Brief
Nothing after the line containing "a band gap?" belongs in the answer; write out exactly every line from the start of the material up to it, including it.

Information
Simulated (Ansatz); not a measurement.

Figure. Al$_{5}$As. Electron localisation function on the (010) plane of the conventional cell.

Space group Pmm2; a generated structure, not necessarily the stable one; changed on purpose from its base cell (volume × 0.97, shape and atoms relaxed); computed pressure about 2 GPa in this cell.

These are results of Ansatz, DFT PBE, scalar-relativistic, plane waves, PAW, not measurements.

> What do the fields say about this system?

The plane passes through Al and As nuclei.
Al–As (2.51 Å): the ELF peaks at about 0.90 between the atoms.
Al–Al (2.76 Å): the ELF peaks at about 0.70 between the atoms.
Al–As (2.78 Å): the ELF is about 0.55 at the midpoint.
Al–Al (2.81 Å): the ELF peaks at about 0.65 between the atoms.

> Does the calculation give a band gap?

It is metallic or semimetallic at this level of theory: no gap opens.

Response box
Simulated (Ansatz); not a measurement.

Figure. Al$_{5}$As. Electron localisation function on the (010) plane of the conventional cell.

Space group Pmm2; a generated structure, not necessarily the stable one; changed on purpose from its base cell (volume × 0.97, shape and atoms relaxed); computed pressure about 2 GPa in this cell.

These are results of Ansatz, DFT PBE, scalar-relativistic, plane waves, PAW, not measurements.

> What do the fields say about this system?

The plane passes through Al and As nuclei.
Al–As (2.51 Å): the ELF peaks at about 0.90 between the atoms.
Al–Al (2.76 Å): the ELF peaks at about 0.70 between the atoms.
Al–As (2.78 Å): the ELF is about 0.55 at the midpoint.
Al–Al (2.81 Å): the ELF peaks at about 0.65 between the atoms.

> Does the calculation give a band gap?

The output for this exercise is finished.